* ACTIVITY: Output an exact reproduction of the data.

* DATA SUPPLIED:
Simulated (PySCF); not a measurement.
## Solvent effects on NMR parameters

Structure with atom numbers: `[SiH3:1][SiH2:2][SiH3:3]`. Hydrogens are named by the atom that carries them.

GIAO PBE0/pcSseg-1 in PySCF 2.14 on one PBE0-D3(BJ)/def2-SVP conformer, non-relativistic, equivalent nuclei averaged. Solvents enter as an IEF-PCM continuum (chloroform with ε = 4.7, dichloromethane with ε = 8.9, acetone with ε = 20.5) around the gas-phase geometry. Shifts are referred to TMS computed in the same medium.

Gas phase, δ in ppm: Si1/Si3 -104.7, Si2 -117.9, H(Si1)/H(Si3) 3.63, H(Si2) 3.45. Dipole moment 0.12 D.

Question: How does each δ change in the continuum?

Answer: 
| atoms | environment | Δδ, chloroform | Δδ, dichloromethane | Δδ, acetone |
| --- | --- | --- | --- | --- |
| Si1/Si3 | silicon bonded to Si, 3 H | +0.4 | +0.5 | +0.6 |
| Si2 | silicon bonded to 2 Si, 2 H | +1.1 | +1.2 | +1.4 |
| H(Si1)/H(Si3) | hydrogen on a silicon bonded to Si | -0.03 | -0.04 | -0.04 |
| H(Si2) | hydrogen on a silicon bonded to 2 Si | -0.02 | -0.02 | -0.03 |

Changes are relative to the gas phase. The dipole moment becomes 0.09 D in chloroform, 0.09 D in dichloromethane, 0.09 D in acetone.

* EXPECTED ANSWER:
Simulated (PySCF); not a measurement.
## Solvent effects on NMR parameters

Structure with atom numbers: `[SiH3:1][SiH2:2][SiH3:3]`. Hydrogens are named by the atom that carries them.

GIAO PBE0/pcSseg-1 in PySCF 2.14 on one PBE0-D3(BJ)/def2-SVP conformer, non-relativistic, equivalent nuclei averaged. Solvents enter as an IEF-PCM continuum (chloroform with ε = 4.7, dichloromethane with ε = 8.9, acetone with ε = 20.5) around the gas-phase geometry. Shifts are referred to TMS computed in the same medium.

Gas phase, δ in ppm: Si1/Si3 -104.7, Si2 -117.9, H(Si1)/H(Si3) 3.63, H(Si2) 3.45. Dipole moment 0.12 D.

Question: How does each δ change in the continuum?

Answer: 
| atoms | environment | Δδ, chloroform | Δδ, dichloromethane | Δδ, acetone |
| --- | --- | --- | --- | --- |
| Si1/Si3 | silicon bonded to Si, 3 H | +0.4 | +0.5 | +0.6 |
| Si2 | silicon bonded to 2 Si, 2 H | +1.1 | +1.2 | +1.4 |
| H(Si1)/H(Si3) | hydrogen on a silicon bonded to Si | -0.03 | -0.04 | -0.04 |
| H(Si2) | hydrogen on a silicon bonded to 2 Si | -0.02 | -0.02 | -0.03 |

Changes are relative to the gas phase. The dipole moment becomes 0.09 D in chloroform, 0.09 D in dichloromethane, 0.09 D in acetone.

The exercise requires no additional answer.